ACTION ITEM>
Each line below from the one containing "Compound: C4H5P." through the one containing "Method: core-valence-separated Tamm–Dancoff" is to be given again exactly, and no line outside that span.

DATA EXTRACT>
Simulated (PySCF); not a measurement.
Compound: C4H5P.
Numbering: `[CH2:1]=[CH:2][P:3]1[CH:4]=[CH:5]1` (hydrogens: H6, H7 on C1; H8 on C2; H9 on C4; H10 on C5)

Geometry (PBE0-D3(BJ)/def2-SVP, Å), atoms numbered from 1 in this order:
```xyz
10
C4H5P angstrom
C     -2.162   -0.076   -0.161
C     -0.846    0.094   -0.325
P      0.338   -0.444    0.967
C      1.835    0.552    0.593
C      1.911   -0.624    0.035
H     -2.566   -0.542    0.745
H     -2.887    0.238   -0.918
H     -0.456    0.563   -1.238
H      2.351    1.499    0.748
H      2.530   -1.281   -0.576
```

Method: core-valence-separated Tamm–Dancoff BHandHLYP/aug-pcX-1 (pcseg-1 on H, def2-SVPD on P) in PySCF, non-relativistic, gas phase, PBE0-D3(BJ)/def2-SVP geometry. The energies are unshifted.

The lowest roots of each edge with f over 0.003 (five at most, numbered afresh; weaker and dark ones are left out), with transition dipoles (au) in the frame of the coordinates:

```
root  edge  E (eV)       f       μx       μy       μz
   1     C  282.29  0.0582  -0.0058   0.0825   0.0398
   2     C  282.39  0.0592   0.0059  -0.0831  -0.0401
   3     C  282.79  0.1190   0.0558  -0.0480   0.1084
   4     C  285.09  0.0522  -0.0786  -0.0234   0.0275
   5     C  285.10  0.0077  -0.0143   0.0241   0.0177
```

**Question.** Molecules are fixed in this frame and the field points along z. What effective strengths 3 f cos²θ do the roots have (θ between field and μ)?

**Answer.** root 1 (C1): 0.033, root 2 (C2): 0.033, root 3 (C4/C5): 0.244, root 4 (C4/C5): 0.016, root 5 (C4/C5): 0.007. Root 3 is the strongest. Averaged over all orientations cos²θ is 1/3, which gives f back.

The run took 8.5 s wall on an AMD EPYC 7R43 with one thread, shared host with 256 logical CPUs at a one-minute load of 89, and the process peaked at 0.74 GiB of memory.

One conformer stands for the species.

RESPONSE>
Compound: C4H5P.
Numbering: `[CH2:1]=[CH:2][P:3]1[CH:4]=[CH:5]1` (hydrogens: H6, H7 on C1; H8 on C2; H9 on C4; H10 on C5)

Geometry (PBE0-D3(BJ)/def2-SVP, Å), atoms numbered from 1 in this order:
```xyz
10
C4H5P angstrom
C     -2.162   -0.076   -0.161
C     -0.846    0.094   -0.325
P      0.338   -0.444    0.967
C      1.835    0.552    0.593
C      1.911   -0.624    0.035
H     -2.566   -0.542    0.745
H     -2.887    0.238   -0.918
H     -0.456    0.563   -1.238
H      2.351    1.499    0.748
H      2.530   -1.281   -0.576
```

Method: core-valence-separated Tamm–Dancoff BHandHLYP/aug-pcX-1 (pcseg-1 on H, def2-SVPD on P) in PySCF, non-relativistic, gas phase, PBE0-D3(BJ)/def2-SVP geometry. The energies are unshifted.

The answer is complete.